**** DATASET CONTENT

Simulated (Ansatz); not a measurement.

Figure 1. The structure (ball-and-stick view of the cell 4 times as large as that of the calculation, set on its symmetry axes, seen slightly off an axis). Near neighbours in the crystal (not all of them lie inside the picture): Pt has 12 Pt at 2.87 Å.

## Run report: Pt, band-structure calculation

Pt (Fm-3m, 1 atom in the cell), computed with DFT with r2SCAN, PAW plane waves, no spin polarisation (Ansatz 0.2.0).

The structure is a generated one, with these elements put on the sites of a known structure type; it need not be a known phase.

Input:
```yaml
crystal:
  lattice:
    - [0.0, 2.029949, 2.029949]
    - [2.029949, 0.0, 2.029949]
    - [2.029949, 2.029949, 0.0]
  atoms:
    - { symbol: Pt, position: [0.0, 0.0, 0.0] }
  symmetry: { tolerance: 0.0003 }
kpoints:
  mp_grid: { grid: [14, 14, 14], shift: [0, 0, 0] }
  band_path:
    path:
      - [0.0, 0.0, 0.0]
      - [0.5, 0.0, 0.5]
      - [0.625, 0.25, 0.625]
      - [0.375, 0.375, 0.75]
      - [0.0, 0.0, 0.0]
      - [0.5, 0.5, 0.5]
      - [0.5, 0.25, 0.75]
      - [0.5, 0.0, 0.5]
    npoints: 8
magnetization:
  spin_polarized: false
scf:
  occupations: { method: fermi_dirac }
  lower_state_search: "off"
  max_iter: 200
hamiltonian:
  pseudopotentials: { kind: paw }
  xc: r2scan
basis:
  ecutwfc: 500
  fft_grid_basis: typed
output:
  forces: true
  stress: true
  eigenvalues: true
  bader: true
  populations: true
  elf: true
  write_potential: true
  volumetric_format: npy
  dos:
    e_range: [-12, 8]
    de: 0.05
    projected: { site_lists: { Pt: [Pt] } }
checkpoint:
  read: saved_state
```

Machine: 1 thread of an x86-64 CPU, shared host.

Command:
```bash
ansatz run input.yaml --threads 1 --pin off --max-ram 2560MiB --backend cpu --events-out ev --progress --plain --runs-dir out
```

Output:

********

== REQUIREMENT ==
Nothing but an exact copy of the lines from the start of the entries through the line containing "## Run report: Pt, band-structure calculation" belongs in the response.

== ANSWER AREA ==
Simulated (Ansatz); not a measurement.

Figure 1. The structure (ball-and-stick view of the cell 4 times as large as that of the calculation, set on its symmetry axes, seen slightly off an axis). Near neighbours in the crystal (not all of them lie inside the picture): Pt has 12 Pt at 2.87 Å.

## Run report: Pt, band-structure calculation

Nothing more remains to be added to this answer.